## Action item
For the listing below, output exactly the lines from the line with "Task: Name a" up to and including the line with "be the lowest.", and no other lines.

─── Data under study
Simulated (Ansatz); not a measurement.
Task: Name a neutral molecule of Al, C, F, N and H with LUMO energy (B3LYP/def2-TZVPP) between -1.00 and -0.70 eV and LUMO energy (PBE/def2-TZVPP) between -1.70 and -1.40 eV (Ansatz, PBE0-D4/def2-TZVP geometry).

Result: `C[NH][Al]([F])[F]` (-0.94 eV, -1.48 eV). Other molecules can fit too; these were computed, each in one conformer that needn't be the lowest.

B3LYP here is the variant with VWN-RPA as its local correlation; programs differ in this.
──────

## Exercise response
Task: Name a neutral molecule of Al, C, F, N and H with LUMO energy (B3LYP/def2-TZVPP) between -1.00 and -0.70 eV and LUMO energy (PBE/def2-TZVPP) between -1.70 and -1.40 eV (Ansatz, PBE0-D4/def2-TZVP geometry).

Result: `C[NH][Al]([F])[F]` (-0.94 eV, -1.48 eV). Other molecules can fit too; these were computed, each in one conformer that needn't be the lowest.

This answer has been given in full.